Among the entries that follow, the required portion opens with the line containing "## Equation of state of Ba₂Cd₂Sb₃ and its gap" and closes with the line containing "Problem. How does the gap move with volume?". Give that portion again exactly, and nothing else.

↓
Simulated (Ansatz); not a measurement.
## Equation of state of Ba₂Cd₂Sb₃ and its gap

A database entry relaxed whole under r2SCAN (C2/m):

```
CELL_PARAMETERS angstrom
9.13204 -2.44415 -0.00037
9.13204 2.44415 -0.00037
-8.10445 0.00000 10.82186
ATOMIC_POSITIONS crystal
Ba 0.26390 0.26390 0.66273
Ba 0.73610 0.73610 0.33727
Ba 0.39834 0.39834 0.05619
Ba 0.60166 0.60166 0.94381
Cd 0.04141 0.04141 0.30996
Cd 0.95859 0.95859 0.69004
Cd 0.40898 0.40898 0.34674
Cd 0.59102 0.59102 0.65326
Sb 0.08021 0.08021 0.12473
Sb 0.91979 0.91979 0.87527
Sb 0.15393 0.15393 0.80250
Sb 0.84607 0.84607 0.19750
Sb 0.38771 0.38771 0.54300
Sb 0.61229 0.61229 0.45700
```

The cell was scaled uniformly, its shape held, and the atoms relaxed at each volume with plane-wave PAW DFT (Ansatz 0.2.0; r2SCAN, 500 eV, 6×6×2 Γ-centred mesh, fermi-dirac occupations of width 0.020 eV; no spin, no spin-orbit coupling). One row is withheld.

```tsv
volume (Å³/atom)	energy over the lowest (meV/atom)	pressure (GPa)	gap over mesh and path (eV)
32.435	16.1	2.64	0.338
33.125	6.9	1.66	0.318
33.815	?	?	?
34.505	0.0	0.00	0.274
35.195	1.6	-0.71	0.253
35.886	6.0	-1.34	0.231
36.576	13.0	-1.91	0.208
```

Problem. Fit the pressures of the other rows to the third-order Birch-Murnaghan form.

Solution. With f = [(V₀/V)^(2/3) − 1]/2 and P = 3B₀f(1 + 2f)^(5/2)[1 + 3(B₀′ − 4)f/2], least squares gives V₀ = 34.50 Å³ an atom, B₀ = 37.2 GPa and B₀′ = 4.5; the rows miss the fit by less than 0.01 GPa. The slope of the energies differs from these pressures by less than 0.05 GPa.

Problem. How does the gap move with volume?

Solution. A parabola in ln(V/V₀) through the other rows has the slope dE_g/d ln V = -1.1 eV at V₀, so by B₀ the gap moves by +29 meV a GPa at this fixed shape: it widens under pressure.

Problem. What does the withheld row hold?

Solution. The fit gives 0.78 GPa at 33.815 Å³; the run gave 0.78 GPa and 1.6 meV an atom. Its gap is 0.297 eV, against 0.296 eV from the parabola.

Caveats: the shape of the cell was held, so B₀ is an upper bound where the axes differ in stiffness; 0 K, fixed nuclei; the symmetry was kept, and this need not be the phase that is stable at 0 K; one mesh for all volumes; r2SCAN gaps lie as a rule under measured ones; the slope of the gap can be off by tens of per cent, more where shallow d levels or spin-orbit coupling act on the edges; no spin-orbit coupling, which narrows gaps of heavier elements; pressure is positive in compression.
↑

> **Answer box**:
## Equation of state of Ba₂Cd₂Sb₃ and its gap

A database entry relaxed whole under r2SCAN (C2/m):

```
CELL_PARAMETERS angstrom
9.13204 -2.44415 -0.00037
9.13204 2.44415 -0.00037
-8.10445 0.00000 10.82186
ATOMIC_POSITIONS crystal
Ba 0.26390 0.26390 0.66273
Ba 0.73610 0.73610 0.33727
Ba 0.39834 0.39834 0.05619
Ba 0.60166 0.60166 0.94381
Cd 0.04141 0.04141 0.30996
Cd 0.95859 0.95859 0.69004
Cd 0.40898 0.40898 0.34674
Cd 0.59102 0.59102 0.65326
Sb 0.08021 0.08021 0.12473
Sb 0.91979 0.91979 0.87527
Sb 0.15393 0.15393 0.80250
Sb 0.84607 0.84607 0.19750
Sb 0.38771 0.38771 0.54300
Sb 0.61229 0.61229 0.45700
```

The cell was scaled uniformly, its shape held, and the atoms relaxed at each volume with plane-wave PAW DFT (Ansatz 0.2.0; r2SCAN, 500 eV, 6×6×2 Γ-centred mesh, fermi-dirac occupations of width 0.020 eV; no spin, no spin-orbit coupling). One row is withheld.

```tsv
volume (Å³/atom)	energy over the lowest (meV/atom)	pressure (GPa)	gap over mesh and path (eV)
32.435	16.1	2.64	0.338
33.125	6.9	1.66	0.318
33.815	?	?	?
34.505	0.0	0.00	0.274
35.195	1.6	-0.71	0.253
35.886	6.0	-1.34	0.231
36.576	13.0	-1.91	0.208
```

Problem. Fit the pressures of the other rows to the third-order Birch-Murnaghan form.

Solution. With f = [(V₀/V)^(2/3) − 1]/2 and P = 3B₀f(1 + 2f)^(5/2)[1 + 3(B₀′ − 4)f/2], least squares gives V₀ = 34.50 Å³ an atom, B₀ = 37.2 GPa and B₀′ = 4.5; the rows miss the fit by less than 0.01 GPa. The slope of the energies differs from these pressures by less than 0.05 GPa.

Problem. How does the gap move with volume?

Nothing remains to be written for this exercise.